* [Assignment]:
Extract, unchanged, every line from the top of the material below through the line with "Strains are applied", and no more.

* [Supplied material]:
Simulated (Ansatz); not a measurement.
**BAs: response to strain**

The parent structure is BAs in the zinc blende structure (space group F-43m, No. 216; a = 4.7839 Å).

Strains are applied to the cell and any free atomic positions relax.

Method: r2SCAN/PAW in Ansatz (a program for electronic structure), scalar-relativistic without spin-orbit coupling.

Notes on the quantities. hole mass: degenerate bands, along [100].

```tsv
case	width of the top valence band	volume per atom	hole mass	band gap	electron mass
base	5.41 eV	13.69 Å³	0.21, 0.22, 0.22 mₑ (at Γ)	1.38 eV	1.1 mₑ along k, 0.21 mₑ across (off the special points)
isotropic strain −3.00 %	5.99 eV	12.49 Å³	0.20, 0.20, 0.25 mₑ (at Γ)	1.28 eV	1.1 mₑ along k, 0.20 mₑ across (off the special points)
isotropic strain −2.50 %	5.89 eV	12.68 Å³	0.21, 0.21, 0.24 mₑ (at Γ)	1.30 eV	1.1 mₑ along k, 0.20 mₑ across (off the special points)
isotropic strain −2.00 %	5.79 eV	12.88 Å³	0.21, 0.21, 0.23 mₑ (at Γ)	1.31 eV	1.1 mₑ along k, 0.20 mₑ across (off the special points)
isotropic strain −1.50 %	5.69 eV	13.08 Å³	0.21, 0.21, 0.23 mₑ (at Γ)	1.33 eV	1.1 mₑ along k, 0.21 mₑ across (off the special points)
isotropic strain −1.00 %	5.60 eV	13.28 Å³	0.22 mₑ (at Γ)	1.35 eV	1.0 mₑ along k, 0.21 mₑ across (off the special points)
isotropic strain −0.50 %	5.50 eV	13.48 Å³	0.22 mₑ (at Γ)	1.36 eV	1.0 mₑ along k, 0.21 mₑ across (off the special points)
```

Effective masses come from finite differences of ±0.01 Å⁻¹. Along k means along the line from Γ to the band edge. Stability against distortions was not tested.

* [Written response]:
Simulated (Ansatz); not a measurement.
**BAs: response to strain**

The parent structure is BAs in the zinc blende structure (space group F-43m, No. 216; a = 4.7839 Å).

Strains are applied to the cell and any free atomic positions relax.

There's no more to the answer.